Requirement —
Only the lines from the start of the material through the line containing "Limits of the" are to be extracted, exactly as they appear.

── Dataset excerpts

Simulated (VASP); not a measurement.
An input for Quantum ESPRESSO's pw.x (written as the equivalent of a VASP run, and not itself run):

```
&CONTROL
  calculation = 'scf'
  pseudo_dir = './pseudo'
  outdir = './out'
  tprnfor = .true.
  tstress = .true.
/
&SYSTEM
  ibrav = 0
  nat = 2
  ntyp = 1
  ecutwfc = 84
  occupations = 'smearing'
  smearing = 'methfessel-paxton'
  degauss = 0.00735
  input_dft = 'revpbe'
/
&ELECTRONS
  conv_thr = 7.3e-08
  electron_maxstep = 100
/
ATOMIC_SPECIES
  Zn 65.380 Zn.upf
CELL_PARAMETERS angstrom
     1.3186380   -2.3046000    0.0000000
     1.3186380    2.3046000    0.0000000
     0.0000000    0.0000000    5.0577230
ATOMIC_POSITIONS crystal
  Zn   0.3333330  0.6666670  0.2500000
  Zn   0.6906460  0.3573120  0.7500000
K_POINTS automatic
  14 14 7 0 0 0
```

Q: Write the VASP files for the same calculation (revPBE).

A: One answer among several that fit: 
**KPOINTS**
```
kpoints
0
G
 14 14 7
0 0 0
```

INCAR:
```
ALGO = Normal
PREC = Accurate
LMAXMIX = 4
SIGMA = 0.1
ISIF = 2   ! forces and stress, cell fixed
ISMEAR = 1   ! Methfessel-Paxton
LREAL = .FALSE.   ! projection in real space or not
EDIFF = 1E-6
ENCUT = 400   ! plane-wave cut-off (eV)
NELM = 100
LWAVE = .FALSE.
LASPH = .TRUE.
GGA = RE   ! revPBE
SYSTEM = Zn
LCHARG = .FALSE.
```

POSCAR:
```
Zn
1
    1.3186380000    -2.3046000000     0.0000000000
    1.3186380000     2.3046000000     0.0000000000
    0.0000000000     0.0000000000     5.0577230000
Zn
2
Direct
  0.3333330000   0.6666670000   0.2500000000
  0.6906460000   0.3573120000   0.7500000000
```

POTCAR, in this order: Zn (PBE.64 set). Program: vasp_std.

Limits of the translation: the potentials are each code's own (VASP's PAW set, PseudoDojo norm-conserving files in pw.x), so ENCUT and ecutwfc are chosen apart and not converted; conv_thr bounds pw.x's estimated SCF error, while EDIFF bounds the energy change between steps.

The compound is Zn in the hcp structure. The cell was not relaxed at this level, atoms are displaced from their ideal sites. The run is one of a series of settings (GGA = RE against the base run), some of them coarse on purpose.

────

Written response —
Simulated (VASP); not a measurement.
An input for Quantum ESPRESSO's pw.x (written as the equivalent of a VASP run, and not itself run):

```
&CONTROL
  calculation = 'scf'
  pseudo_dir = './pseudo'
  outdir = './out'
  tprnfor = .true.
  tstress = .true.
/
&SYSTEM
  ibrav = 0
  nat = 2
  ntyp = 1
  ecutwfc = 84
  occupations = 'smearing'
  smearing = 'methfessel-paxton'
  degauss = 0.00735
  input_dft = 'revpbe'
/
&ELECTRONS
  conv_thr = 7.3e-08
  electron_maxstep = 100
/
ATOMIC_SPECIES
  Zn 65.380 Zn.upf
CELL_PARAMETERS angstrom
     1.3186380   -2.3046000    0.0000000
     1.3186380    2.3046000    0.0000000
     0.0000000    0.0000000    5.0577230
ATOMIC_POSITIONS crystal
  Zn   0.3333330  0.6666670  0.2500000
  Zn   0.6906460  0.3573120  0.7500000
K_POINTS automatic
  14 14 7 0 0 0
```

Q: Write the VASP files for the same calculation (revPBE).

A: One answer among several that fit: 
**KPOINTS**
```
kpoints
0
G
 14 14 7
0 0 0
```

INCAR:
```
ALGO = Normal
PREC = Accurate
LMAXMIX = 4
SIGMA = 0.1
ISIF = 2   ! forces and stress, cell fixed
ISMEAR = 1   ! Methfessel-Paxton
LREAL = .FALSE.   ! projection in real space or not
EDIFF = 1E-6
ENCUT = 400   ! plane-wave cut-off (eV)
NELM = 100
LWAVE = .FALSE.
LASPH = .TRUE.
GGA = RE   ! revPBE
SYSTEM = Zn
LCHARG = .FALSE.
```

POSCAR:
```
Zn
1
    1.3186380000    -2.3046000000     0.0000000000
    1.3186380000     2.3046000000     0.0000000000
    0.0000000000     0.0000000000     5.0577230000
Zn
2
Direct
  0.3333330000   0.6666670000   0.2500000000
  0.6906460000   0.3573120000   0.7500000000
```

POTCAR, in this order: Zn (PBE.64 set). Program: vasp_std.

Limits of the translation: the potentials are each code's own (VASP's PAW set, PseudoDojo norm-conserving files in pw.x), so ENCUT and ecutwfc are chosen apart and not converted; conv_thr bounds pw.x's estimated SCF error, while EDIFF bounds the energy change between steps.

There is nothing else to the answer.